Give again, word for word, every line below from the one that has "functional change here?" through the one that has "it is smaller.", both included, and no others.

----- PROVIDED RECORDS
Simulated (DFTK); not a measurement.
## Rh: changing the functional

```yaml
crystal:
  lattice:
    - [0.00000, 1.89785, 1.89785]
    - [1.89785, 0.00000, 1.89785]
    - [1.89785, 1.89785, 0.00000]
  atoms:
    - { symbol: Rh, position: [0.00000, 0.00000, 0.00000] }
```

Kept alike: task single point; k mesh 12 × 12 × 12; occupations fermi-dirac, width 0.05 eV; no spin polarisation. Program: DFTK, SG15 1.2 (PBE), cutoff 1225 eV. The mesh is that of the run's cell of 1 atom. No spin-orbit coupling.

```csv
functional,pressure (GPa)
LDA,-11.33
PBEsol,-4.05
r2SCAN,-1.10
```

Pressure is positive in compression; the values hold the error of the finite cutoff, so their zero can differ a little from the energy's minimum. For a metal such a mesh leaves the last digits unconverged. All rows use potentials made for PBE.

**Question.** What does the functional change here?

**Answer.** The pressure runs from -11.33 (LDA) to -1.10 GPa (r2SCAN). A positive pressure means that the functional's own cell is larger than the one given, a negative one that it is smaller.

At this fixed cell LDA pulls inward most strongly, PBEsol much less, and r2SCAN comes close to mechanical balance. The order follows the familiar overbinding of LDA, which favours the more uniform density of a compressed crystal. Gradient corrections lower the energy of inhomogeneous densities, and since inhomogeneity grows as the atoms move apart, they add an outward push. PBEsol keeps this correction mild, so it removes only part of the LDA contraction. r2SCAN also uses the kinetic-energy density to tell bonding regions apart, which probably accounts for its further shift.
----------

RESPONSE BOX:
**Question.** What does the functional change here?

**Answer.** The pressure runs from -11.33 (LDA) to -1.10 GPa (r2SCAN). A positive pressure means that the functional's own cell is larger than the one given, a negative one that it is smaller.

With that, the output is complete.